Listed entries:
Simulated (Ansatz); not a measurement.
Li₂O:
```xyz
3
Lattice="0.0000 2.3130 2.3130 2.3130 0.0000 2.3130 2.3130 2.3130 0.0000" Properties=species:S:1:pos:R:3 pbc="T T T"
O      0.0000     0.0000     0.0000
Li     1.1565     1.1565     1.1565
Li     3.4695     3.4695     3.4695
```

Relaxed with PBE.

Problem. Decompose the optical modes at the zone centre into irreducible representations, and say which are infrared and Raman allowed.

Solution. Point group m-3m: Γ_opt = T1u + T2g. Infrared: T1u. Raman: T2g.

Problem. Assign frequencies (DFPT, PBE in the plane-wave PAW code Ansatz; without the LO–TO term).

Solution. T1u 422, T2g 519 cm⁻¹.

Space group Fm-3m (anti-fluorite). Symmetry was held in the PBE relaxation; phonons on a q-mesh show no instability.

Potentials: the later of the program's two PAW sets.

Work task: Return all of the material precisely as written.

Problem solution:
Simulated (Ansatz); not a measurement.
Li₂O:
```xyz
3
Lattice="0.0000 2.3130 2.3130 2.3130 0.0000 2.3130 2.3130 2.3130 0.0000" Properties=species:S:1:pos:R:3 pbc="T T T"
O      0.0000     0.0000     0.0000
Li     1.1565     1.1565     1.1565
Li     3.4695     3.4695     3.4695
```

Relaxed with PBE.

Problem. Decompose the optical modes at the zone centre into irreducible representations, and say which are infrared and Raman allowed.

Solution. Point group m-3m: Γ_opt = T1u + T2g. Infrared: T1u. Raman: T2g.

Problem. Assign frequencies (DFPT, PBE in the plane-wave PAW code Ansatz; without the LO–TO term).

Solution. T1u 422, T2g 519 cm⁻¹.

Space group Fm-3m (anti-fluorite). Symmetry was held in the PBE relaxation; phonons on a q-mesh show no instability.

Potentials: the later of the program's two PAW sets.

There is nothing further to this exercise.